▶ _DATA_:
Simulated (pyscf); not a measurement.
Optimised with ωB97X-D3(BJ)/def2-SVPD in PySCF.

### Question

▶ _WORK REQUEST_: Print the entries exactly. Include every one.

▶ _WRITTEN REPLY_:
Simulated (pyscf); not a measurement.
Optimised with ωB97X-D3(BJ)/def2-SVPD in PySCF.

### Question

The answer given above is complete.